Exercise data:
========================================================================
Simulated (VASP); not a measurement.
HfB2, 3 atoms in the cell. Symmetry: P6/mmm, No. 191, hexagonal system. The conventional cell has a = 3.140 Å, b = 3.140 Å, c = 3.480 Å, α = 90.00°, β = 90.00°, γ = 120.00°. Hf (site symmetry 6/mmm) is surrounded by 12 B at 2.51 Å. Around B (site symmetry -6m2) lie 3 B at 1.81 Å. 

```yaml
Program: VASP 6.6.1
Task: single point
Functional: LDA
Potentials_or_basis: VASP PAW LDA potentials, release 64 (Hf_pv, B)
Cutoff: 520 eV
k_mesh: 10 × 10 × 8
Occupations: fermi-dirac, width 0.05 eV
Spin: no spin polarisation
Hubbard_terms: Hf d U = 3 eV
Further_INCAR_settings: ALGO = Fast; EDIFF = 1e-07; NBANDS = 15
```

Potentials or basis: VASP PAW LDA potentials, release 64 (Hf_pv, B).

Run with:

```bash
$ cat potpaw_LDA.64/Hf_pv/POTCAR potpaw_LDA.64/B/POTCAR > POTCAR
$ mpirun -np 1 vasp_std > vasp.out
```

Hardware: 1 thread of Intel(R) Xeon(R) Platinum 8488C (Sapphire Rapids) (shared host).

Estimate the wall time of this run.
========================================================================

Exercise: Exact reproduction is required: output the lines from the start of the entries above through the line with "Hardware: 1 thread".

Problem solution:
Simulated (VASP); not a measurement.
HfB2, 3 atoms in the cell. Symmetry: P6/mmm, No. 191, hexagonal system. The conventional cell has a = 3.140 Å, b = 3.140 Å, c = 3.480 Å, α = 90.00°, β = 90.00°, γ = 120.00°. Hf (site symmetry 6/mmm) is surrounded by 12 B at 2.51 Å. Around B (site symmetry -6m2) lie 3 B at 1.81 Å. 

```yaml
Program: VASP 6.6.1
Task: single point
Functional: LDA
Potentials_or_basis: VASP PAW LDA potentials, release 64 (Hf_pv, B)
Cutoff: 520 eV
k_mesh: 10 × 10 × 8
Occupations: fermi-dirac, width 0.05 eV
Spin: no spin polarisation
Hubbard_terms: Hf d U = 3 eV
Further_INCAR_settings: ALGO = Fast; EDIFF = 1e-07; NBANDS = 15
```

Potentials or basis: VASP PAW LDA potentials, release 64 (Hf_pv, B).

Run with:

```bash
$ cat potpaw_LDA.64/Hf_pv/POTCAR potpaw_LDA.64/B/POTCAR > POTCAR
$ mpirun -np 1 vasp_std > vasp.out
```

Hardware: 1 thread of Intel(R) Xeon(R) Platinum 8488C (Sapphire Rapids) (shared host).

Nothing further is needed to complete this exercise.